◆ Work request: Write the data out again exactly and in full.

◆ Supplied records:
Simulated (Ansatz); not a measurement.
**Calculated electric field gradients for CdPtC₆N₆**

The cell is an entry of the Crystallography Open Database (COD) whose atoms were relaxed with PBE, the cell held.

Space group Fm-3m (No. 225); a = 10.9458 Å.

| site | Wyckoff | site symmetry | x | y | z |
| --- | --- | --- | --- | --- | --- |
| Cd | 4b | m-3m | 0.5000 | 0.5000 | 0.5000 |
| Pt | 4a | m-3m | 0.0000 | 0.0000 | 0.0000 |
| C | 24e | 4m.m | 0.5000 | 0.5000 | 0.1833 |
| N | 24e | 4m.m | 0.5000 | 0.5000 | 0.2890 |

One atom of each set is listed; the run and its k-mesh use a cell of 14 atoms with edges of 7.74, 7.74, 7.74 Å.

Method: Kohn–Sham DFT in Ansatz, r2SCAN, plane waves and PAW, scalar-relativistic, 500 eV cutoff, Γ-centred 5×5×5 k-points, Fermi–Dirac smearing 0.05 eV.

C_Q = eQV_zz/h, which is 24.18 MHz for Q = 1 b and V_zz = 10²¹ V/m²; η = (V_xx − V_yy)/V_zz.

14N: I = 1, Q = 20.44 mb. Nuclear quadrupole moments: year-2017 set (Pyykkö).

◆ Your solution:
Simulated (Ansatz); not a measurement.
**Calculated electric field gradients for CdPtC₆N₆**

The cell is an entry of the Crystallography Open Database (COD) whose atoms were relaxed with PBE, the cell held.

Space group Fm-3m (No. 225); a = 10.9458 Å.

| site | Wyckoff | site symmetry | x | y | z |
| --- | --- | --- | --- | --- | --- |
| Cd | 4b | m-3m | 0.5000 | 0.5000 | 0.5000 |
| Pt | 4a | m-3m | 0.0000 | 0.0000 | 0.0000 |
| C | 24e | 4m.m | 0.5000 | 0.5000 | 0.1833 |
| N | 24e | 4m.m | 0.5000 | 0.5000 | 0.2890 |

One atom of each set is listed; the run and its k-mesh use a cell of 14 atoms with edges of 7.74, 7.74, 7.74 Å.

Method: Kohn–Sham DFT in Ansatz, r2SCAN, plane waves and PAW, scalar-relativistic, 500 eV cutoff, Γ-centred 5×5×5 k-points, Fermi–Dirac smearing 0.05 eV.

C_Q = eQV_zz/h, which is 24.18 MHz for Q = 1 b and V_zz = 10²¹ V/m²; η = (V_xx − V_yy)/V_zz.

14N: I = 1, Q = 20.44 mb. Nuclear quadrupole moments: year-2017 set (Pyykkö).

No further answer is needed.